Assignment
Output the records in full, exactly as given.

Stored data
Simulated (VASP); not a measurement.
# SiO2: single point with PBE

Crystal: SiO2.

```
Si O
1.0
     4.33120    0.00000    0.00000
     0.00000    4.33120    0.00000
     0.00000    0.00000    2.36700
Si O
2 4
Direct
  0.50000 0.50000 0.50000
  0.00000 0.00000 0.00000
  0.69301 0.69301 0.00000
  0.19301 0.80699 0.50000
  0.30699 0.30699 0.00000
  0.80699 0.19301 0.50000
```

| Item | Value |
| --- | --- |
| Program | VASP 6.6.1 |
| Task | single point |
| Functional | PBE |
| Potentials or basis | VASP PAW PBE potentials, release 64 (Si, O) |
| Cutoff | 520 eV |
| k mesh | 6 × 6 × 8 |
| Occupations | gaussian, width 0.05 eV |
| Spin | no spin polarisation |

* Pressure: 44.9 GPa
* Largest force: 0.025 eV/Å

Answer section
Simulated (VASP); not a measurement.
# SiO2: single point with PBE

Crystal: SiO2.

```
Si O
1.0
     4.33120    0.00000    0.00000
     0.00000    4.33120    0.00000
     0.00000    0.00000    2.36700
Si O
2 4
Direct
  0.50000 0.50000 0.50000
  0.00000 0.00000 0.00000
  0.69301 0.69301 0.00000
  0.19301 0.80699 0.50000
  0.30699 0.30699 0.00000
  0.80699 0.19301 0.50000
```

| Item | Value |
| --- | --- |
| Program | VASP 6.6.1 |
| Task | single point |
| Functional | PBE |
| Potentials or basis | VASP PAW PBE potentials, release 64 (Si, O) |
| Cutoff | 520 eV |
| k mesh | 6 × 6 × 8 |
| Occupations | gaussian, width 0.05 eV |
| Spin | no spin polarisation |

* Pressure: 44.9 GPa
* Largest force: 0.025 eV/Å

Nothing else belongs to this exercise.